* [WORK ORDER]:
In full and without deviation, reproduce the records that follow.

* [ENTRIES PROVIDED]:
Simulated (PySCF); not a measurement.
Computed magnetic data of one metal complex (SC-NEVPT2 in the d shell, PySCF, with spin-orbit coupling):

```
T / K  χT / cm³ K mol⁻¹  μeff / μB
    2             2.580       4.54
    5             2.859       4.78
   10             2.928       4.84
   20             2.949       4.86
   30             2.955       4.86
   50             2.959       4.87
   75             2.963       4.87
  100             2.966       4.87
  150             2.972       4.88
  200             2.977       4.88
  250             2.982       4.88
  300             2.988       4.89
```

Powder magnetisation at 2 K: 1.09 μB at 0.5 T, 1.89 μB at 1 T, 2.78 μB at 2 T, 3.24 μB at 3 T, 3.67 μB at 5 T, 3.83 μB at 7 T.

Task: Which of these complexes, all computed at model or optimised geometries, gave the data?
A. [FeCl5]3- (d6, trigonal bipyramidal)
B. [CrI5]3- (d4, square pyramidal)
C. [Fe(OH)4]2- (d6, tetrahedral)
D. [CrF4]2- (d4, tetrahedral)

* [RESULT]:
Simulated (PySCF); not a measurement.
Computed magnetic data of one metal complex (SC-NEVPT2 in the d shell, PySCF, with spin-orbit coupling):

```
T / K  χT / cm³ K mol⁻¹  μeff / μB
    2             2.580       4.54
    5             2.859       4.78
   10             2.928       4.84
   20             2.949       4.86
   30             2.955       4.86
   50             2.959       4.87
   75             2.963       4.87
  100             2.966       4.87
  150             2.972       4.88
  200             2.977       4.88
  250             2.982       4.88
  300             2.988       4.89
```

Powder magnetisation at 2 K: 1.09 μB at 0.5 T, 1.89 μB at 1 T, 2.78 μB at 2 T, 3.24 μB at 3 T, 3.67 μB at 5 T, 3.83 μB at 7 T.

Task: Which of these complexes, all computed at model or optimised geometries, gave the data?
A. [FeCl5]3- (d6, trigonal bipyramidal)
B. [CrI5]3- (d4, square pyramidal)
C. [Fe(OH)4]2- (d6, tetrahedral)
D. [CrF4]2- (d4, tetrahedral)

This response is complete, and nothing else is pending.